The response should consist of the listing, repeated word for word.

[Given information Boundary: Start]

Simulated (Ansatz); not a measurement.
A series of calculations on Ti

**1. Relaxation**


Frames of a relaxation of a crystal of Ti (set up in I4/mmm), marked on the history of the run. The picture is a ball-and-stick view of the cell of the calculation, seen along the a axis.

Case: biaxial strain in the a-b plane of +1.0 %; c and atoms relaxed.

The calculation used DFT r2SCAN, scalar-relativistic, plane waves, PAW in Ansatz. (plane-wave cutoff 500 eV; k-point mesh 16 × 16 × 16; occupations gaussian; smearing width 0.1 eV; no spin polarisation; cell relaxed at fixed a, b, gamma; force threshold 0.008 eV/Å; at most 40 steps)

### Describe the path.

[Given information Boundary: End]

## Your response:
Simulated (Ansatz); not a measurement.
A series of calculations on Ti

**1. Relaxation**


Frames of a relaxation of a crystal of Ti (set up in I4/mmm), marked on the history of the run. The picture is a ball-and-stick view of the cell of the calculation, seen along the a axis.

Case: biaxial strain in the a-b plane of +1.0 %; c and atoms relaxed.

The calculation used DFT r2SCAN, scalar-relativistic, plane waves, PAW in Ansatz. (plane-wave cutoff 500 eV; k-point mesh 16 × 16 × 16; occupations gaussian; smearing width 0.1 eV; no spin polarisation; cell relaxed at fixed a, b, gamma; force threshold 0.008 eV/Å; at most 40 steps)

### Describe the path.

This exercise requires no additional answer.